Give an exact copy of the lines from the beginning of the listing below to the "Q: How do the" line, inclusive.

*** Begin section ***

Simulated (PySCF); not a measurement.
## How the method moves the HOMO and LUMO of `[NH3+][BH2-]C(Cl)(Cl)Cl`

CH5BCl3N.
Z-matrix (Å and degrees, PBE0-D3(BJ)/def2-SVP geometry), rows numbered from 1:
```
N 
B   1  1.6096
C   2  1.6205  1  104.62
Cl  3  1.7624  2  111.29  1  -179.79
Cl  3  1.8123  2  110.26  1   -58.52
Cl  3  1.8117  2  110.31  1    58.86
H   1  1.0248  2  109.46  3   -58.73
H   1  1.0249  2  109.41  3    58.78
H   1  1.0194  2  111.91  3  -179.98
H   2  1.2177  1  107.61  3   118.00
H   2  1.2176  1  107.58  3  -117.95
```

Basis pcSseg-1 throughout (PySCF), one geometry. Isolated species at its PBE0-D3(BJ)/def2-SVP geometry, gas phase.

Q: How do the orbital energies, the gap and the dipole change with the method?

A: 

*** End section ***

> [Written answer]
Simulated (PySCF); not a measurement.
## How the method moves the HOMO and LUMO of `[NH3+][BH2-]C(Cl)(Cl)Cl`

CH5BCl3N.
Z-matrix (Å and degrees, PBE0-D3(BJ)/def2-SVP geometry), rows numbered from 1:
```
N 
B   1  1.6096
C   2  1.6205  1  104.62
Cl  3  1.7624  2  111.29  1  -179.79
Cl  3  1.8123  2  110.26  1   -58.52
Cl  3  1.8117  2  110.31  1    58.86
H   1  1.0248  2  109.46  3   -58.73
H   1  1.0249  2  109.41  3    58.78
H   1  1.0194  2  111.91  3  -179.98
H   2  1.2177  1  107.61  3   118.00
H   2  1.2176  1  107.58  3  -117.95
```

Basis pcSseg-1 throughout (PySCF), one geometry. Isolated species at its PBE0-D3(BJ)/def2-SVP geometry, gas phase.

Q: How do the orbital energies, the gap and the dipole change with the method?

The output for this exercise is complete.